RAW DATA:
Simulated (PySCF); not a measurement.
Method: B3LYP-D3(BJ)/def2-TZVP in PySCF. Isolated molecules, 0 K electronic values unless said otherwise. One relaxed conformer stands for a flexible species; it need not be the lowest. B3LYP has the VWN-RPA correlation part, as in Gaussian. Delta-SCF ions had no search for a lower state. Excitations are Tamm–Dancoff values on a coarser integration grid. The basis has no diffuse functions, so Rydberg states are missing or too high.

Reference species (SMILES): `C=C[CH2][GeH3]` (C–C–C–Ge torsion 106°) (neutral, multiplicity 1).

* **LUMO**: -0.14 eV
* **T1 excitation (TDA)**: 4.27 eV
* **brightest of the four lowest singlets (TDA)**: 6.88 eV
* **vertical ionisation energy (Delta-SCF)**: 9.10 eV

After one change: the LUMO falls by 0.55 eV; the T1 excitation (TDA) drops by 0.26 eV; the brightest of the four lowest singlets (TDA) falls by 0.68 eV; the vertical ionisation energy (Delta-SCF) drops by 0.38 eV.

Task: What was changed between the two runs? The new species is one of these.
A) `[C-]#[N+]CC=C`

ASSIGNED TASK:
Each line of the records should be repeated exactly as it stands.

RESPONSE AREA:
Simulated (PySCF); not a measurement.
Method: B3LYP-D3(BJ)/def2-TZVP in PySCF. Isolated molecules, 0 K electronic values unless said otherwise. One relaxed conformer stands for a flexible species; it need not be the lowest. B3LYP has the VWN-RPA correlation part, as in Gaussian. Delta-SCF ions had no search for a lower state. Excitations are Tamm–Dancoff values on a coarser integration grid. The basis has no diffuse functions, so Rydberg states are missing or too high.

Reference species (SMILES): `C=C[CH2][GeH3]` (C–C–C–Ge torsion 106°) (neutral, multiplicity 1).

* **LUMO**: -0.14 eV
* **T1 excitation (TDA)**: 4.27 eV
* **brightest of the four lowest singlets (TDA)**: 6.88 eV
* **vertical ionisation energy (Delta-SCF)**: 9.10 eV

After one change: the LUMO falls by 0.55 eV; the T1 excitation (TDA) drops by 0.26 eV; the brightest of the four lowest singlets (TDA) falls by 0.68 eV; the vertical ionisation energy (Delta-SCF) drops by 0.38 eV.

Task: What was changed between the two runs? The new species is one of these.
A) `[C-]#[N+]CC=C`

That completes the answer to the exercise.